▶ _Exercise_
Give the data again exactly, stopping after the "mesh | 3 × 3 × 4 |" line.

Segment Start: Record excerpts

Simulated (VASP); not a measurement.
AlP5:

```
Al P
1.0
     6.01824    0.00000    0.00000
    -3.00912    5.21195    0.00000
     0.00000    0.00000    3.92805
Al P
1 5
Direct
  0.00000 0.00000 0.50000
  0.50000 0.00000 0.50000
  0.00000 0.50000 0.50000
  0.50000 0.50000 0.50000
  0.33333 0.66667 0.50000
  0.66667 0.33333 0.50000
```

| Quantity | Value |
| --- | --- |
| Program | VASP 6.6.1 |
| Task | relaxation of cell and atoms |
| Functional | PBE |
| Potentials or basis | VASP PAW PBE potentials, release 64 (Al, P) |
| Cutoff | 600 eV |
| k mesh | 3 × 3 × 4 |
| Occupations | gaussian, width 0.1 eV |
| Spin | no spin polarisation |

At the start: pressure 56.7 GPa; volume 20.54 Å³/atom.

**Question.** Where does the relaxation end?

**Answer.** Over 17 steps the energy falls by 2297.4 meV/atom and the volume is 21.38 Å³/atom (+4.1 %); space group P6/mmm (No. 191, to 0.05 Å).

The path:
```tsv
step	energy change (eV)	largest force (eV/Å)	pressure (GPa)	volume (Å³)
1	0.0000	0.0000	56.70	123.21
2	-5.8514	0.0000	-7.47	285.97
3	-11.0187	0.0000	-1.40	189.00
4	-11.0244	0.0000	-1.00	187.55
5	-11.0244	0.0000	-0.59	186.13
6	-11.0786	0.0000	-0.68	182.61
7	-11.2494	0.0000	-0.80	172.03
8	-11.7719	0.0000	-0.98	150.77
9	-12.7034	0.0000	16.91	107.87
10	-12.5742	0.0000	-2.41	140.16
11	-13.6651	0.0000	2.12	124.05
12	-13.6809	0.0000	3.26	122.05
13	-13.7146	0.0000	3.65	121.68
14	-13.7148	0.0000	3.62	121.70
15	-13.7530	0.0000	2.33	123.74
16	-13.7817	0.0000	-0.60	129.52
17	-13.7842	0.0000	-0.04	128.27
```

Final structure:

Segment End: Record excerpts

▶ _Exercise solution_
Simulated (VASP); not a measurement.
AlP5:

```
Al P
1.0
     6.01824    0.00000    0.00000
    -3.00912    5.21195    0.00000
     0.00000    0.00000    3.92805
Al P
1 5
Direct
  0.00000 0.00000 0.50000
  0.50000 0.00000 0.50000
  0.00000 0.50000 0.50000
  0.50000 0.50000 0.50000
  0.33333 0.66667 0.50000
  0.66667 0.33333 0.50000
```

| Quantity | Value |
| --- | --- |
| Program | VASP 6.6.1 |
| Task | relaxation of cell and atoms |
| Functional | PBE |
| Potentials or basis | VASP PAW PBE potentials, release 64 (Al, P) |
| Cutoff | 600 eV |
| k mesh | 3 × 3 × 4 |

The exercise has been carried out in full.